[ACTIVITY]:
Beginning at the line containing "The start comes" in the material below and ending at the line containing "All numbers below", return each line exactly and add nothing.

── DATA SHOWN
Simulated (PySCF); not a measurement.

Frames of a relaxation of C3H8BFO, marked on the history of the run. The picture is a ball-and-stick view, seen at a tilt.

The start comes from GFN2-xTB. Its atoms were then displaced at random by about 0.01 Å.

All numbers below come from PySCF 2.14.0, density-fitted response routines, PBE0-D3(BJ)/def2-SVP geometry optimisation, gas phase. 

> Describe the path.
────

[TASK RESULT]:
The start comes from GFN2-xTB. Its atoms were then displaced at random by about 0.01 Å.

All numbers below come from PySCF 2.14.0, density-fitted response routines, PBE0-D3(BJ)/def2-SVP geometry optimisation, gas phase. 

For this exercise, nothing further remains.